• **ACTION ITEM**: All of the records should be given again verbatim.

• **MATERIAL SHOWN**:
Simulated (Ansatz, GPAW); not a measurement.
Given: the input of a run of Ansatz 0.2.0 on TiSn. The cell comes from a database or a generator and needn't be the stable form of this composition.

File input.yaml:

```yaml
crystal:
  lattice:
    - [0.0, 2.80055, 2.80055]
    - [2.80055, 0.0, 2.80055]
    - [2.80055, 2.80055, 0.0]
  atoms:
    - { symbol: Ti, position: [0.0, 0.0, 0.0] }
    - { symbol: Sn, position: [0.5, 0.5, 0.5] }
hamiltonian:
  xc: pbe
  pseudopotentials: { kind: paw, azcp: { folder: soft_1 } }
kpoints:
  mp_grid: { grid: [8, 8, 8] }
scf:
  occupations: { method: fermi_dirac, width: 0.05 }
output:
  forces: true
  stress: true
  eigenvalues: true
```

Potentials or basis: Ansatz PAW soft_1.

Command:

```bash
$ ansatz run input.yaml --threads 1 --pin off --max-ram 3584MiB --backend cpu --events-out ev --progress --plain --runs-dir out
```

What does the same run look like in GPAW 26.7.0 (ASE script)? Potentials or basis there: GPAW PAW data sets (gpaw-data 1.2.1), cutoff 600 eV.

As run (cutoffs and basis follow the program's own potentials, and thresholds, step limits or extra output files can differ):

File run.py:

• **RESPONSE AREA**:
Simulated (Ansatz, GPAW); not a measurement.
Given: the input of a run of Ansatz 0.2.0 on TiSn. The cell comes from a database or a generator and needn't be the stable form of this composition.

File input.yaml:

```yaml
crystal:
  lattice:
    - [0.0, 2.80055, 2.80055]
    - [2.80055, 0.0, 2.80055]
    - [2.80055, 2.80055, 0.0]
  atoms:
    - { symbol: Ti, position: [0.0, 0.0, 0.0] }
    - { symbol: Sn, position: [0.5, 0.5, 0.5] }
hamiltonian:
  xc: pbe
  pseudopotentials: { kind: paw, azcp: { folder: soft_1 } }
kpoints:
  mp_grid: { grid: [8, 8, 8] }
scf:
  occupations: { method: fermi_dirac, width: 0.05 }
output:
  forces: true
  stress: true
  eigenvalues: true
```

Potentials or basis: Ansatz PAW soft_1.

Command:

```bash
$ ansatz run input.yaml --threads 1 --pin off --max-ram 3584MiB --backend cpu --events-out ev --progress --plain --runs-dir out
```

What does the same run look like in GPAW 26.7.0 (ASE script)? Potentials or basis there: GPAW PAW data sets (gpaw-data 1.2.1), cutoff 600 eV.

As run (cutoffs and basis follow the program's own potentials, and thresholds, step limits or extra output files can differ):

File run.py:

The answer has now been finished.